The answer must be an exact reproduction of all the entries.

:::::
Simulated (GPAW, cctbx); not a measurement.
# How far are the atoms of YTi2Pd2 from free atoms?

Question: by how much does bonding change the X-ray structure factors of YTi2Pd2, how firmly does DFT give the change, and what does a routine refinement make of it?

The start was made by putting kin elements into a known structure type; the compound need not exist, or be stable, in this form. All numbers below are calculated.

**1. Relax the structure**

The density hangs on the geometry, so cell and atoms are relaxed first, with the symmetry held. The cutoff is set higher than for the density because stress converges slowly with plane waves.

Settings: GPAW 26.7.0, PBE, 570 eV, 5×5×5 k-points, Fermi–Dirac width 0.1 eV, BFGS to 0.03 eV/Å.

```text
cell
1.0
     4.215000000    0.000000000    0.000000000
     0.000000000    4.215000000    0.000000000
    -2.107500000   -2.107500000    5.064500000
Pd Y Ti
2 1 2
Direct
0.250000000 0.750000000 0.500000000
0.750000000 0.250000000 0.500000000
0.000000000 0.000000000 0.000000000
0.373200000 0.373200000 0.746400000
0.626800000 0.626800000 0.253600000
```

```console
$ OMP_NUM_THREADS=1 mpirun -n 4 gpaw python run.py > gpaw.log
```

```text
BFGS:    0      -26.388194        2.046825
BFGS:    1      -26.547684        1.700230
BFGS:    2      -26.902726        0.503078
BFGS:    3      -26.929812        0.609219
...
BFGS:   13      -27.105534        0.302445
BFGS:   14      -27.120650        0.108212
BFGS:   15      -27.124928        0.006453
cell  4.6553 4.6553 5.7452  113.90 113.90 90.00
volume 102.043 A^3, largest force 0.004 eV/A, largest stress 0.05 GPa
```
:::::

- [YOUR RESPONSE]
Simulated (GPAW, cctbx); not a measurement.
# How far are the atoms of YTi2Pd2 from free atoms?

Question: by how much does bonding change the X-ray structure factors of YTi2Pd2, how firmly does DFT give the change, and what does a routine refinement make of it?

The start was made by putting kin elements into a known structure type; the compound need not exist, or be stable, in this form. All numbers below are calculated.

**1. Relax the structure**

The density hangs on the geometry, so cell and atoms are relaxed first, with the symmetry held. The cutoff is set higher than for the density because stress converges slowly with plane waves.

Settings: GPAW 26.7.0, PBE, 570 eV, 5×5×5 k-points, Fermi–Dirac width 0.1 eV, BFGS to 0.03 eV/Å.

```text
cell
1.0
     4.215000000    0.000000000    0.000000000
     0.000000000    4.215000000    0.000000000
    -2.107500000   -2.107500000    5.064500000
Pd Y Ti
2 1 2
Direct
0.250000000 0.750000000 0.500000000
0.750000000 0.250000000 0.500000000
0.000000000 0.000000000 0.000000000
0.373200000 0.373200000 0.746400000
0.626800000 0.626800000 0.253600000
```

```console
$ OMP_NUM_THREADS=1 mpirun -n 4 gpaw python run.py > gpaw.log
```

```text
BFGS:    0      -26.388194        2.046825
BFGS:    1      -26.547684        1.700230
BFGS:    2      -26.902726        0.503078
BFGS:    3      -26.929812        0.609219
...
BFGS:   13      -27.105534        0.302445
BFGS:   14      -27.120650        0.108212
BFGS:   15      -27.124928        0.006453
cell  4.6553 4.6553 5.7452  113.90 113.90 90.00
volume 102.043 A^3, largest force 0.004 eV/A, largest stress 0.05 GPa
```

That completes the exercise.